Transcribe the data underneath exactly, keeping every word in place.

_INFORMATION SHOWN_
-.-.-

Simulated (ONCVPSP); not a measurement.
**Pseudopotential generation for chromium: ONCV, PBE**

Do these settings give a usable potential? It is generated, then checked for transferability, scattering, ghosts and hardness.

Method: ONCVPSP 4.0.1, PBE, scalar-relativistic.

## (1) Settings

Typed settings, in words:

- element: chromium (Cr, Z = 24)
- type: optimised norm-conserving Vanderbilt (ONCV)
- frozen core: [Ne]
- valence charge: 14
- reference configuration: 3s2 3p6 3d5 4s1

-.-.-

_SOLUTION_
Simulated (ONCVPSP); not a measurement.
**Pseudopotential generation for chromium: ONCV, PBE**

Do these settings give a usable potential? It is generated, then checked for transferability, scattering, ghosts and hardness.

Method: ONCVPSP 4.0.1, PBE, scalar-relativistic.

## (1) Settings

Typed settings, in words:

- element: chromium (Cr, Z = 24)
- type: optimised norm-conserving Vanderbilt (ONCV)
- frozen core: [Ne]
- valence charge: 14
- reference configuration: 3s2 3p6 3d5 4s1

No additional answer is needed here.